__ASSIGNMENT__
Give the data again in its entirety, exactly as provided.

====

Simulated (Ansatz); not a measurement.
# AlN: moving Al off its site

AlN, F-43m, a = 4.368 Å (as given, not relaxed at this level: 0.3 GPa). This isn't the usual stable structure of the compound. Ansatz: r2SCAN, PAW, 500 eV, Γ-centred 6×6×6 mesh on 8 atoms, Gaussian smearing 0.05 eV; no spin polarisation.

====

__EXERCISE ANSWER__
Simulated (Ansatz); not a measurement.
# AlN: moving Al off its site

AlN, F-43m, a = 4.368 Å (as given, not relaxed at this level: 0.3 GPa). This isn't the usual stable structure of the compound. Ansatz: r2SCAN, PAW, 500 eV, Γ-centred 6×6×6 mesh on 8 atoms, Gaussian smearing 0.05 eV; no spin polarisation.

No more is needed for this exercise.